(Required action)
Transcribe the listing precisely, entry by entry.

(Information)
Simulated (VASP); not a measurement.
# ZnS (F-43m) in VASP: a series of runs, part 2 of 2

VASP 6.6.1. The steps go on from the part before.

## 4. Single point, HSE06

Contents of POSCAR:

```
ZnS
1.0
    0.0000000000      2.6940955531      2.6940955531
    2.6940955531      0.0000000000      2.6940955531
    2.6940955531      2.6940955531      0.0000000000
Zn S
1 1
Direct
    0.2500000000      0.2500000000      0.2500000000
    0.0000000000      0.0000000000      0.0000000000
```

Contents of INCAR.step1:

(Written answer)
Simulated (VASP); not a measurement.
# ZnS (F-43m) in VASP: a series of runs, part 2 of 2

VASP 6.6.1. The steps go on from the part before.

## 4. Single point, HSE06

Contents of POSCAR:

```
ZnS
1.0
    0.0000000000      2.6940955531      2.6940955531
    2.6940955531      0.0000000000      2.6940955531
    2.6940955531      2.6940955531      0.0000000000
Zn S
1 1
Direct
    0.2500000000      0.2500000000      0.2500000000
    0.0000000000      0.0000000000      0.0000000000
```

Contents of INCAR.step1:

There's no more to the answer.